Segment Open

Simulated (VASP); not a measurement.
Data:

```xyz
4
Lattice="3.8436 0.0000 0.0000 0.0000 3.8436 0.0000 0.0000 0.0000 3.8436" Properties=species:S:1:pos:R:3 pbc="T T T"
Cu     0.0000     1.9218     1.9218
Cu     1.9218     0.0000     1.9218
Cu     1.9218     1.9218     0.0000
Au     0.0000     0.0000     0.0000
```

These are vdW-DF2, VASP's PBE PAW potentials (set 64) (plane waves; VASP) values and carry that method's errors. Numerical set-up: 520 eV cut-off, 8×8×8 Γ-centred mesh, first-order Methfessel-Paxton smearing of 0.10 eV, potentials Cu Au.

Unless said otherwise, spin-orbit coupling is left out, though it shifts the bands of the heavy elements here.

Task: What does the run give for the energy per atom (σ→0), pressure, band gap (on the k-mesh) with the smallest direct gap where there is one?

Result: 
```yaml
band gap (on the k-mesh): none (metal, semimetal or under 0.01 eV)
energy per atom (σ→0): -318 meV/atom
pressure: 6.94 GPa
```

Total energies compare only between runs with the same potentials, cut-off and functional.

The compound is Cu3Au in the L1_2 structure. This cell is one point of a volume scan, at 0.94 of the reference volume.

Segment Closed

_WORK ITEM_: Copy every line of the records, leaving nothing out.

_EXERCISE ANSWER_:
Simulated (VASP); not a measurement.
Data:

```xyz
4
Lattice="3.8436 0.0000 0.0000 0.0000 3.8436 0.0000 0.0000 0.0000 3.8436" Properties=species:S:1:pos:R:3 pbc="T T T"
Cu     0.0000     1.9218     1.9218
Cu     1.9218     0.0000     1.9218
Cu     1.9218     1.9218     0.0000
Au     0.0000     0.0000     0.0000
```

These are vdW-DF2, VASP's PBE PAW potentials (set 64) (plane waves; VASP) values and carry that method's errors. Numerical set-up: 520 eV cut-off, 8×8×8 Γ-centred mesh, first-order Methfessel-Paxton smearing of 0.10 eV, potentials Cu Au.

Unless said otherwise, spin-orbit coupling is left out, though it shifts the bands of the heavy elements here.

Task: What does the run give for the energy per atom (σ→0), pressure, band gap (on the k-mesh) with the smallest direct gap where there is one?

Result: 
```yaml
band gap (on the k-mesh): none (metal, semimetal or under 0.01 eV)
energy per atom (σ→0): -318 meV/atom
pressure: 6.94 GPa
```

Total energies compare only between runs with the same potentials, cut-off and functional.

The compound is Cu3Au in the L1_2 structure. This cell is one point of a volume scan, at 0.94 of the reference volume.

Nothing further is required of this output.